** Assigned task **
A verbatim copy of every entry is required. Produce it now.

** The data **
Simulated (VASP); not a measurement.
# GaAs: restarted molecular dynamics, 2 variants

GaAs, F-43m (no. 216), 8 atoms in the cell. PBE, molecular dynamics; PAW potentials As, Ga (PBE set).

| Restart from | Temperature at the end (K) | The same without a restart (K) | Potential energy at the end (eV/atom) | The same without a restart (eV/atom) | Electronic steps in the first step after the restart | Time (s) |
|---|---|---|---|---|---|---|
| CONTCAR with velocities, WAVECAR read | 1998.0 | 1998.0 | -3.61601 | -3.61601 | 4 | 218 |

** Exercise solution **
Simulated (VASP); not a measurement.
# GaAs: restarted molecular dynamics, 2 variants

GaAs, F-43m (no. 216), 8 atoms in the cell. PBE, molecular dynamics; PAW potentials As, Ga (PBE set).

| Restart from | Temperature at the end (K) | The same without a restart (K) | Potential energy at the end (eV/atom) | The same without a restart (eV/atom) | Electronic steps in the first step after the restart | Time (s) |
|---|---|---|---|---|---|---|
| CONTCAR with velocities, WAVECAR read | 1998.0 | 1998.0 | -3.61601 | -3.61601 | 4 | 218 |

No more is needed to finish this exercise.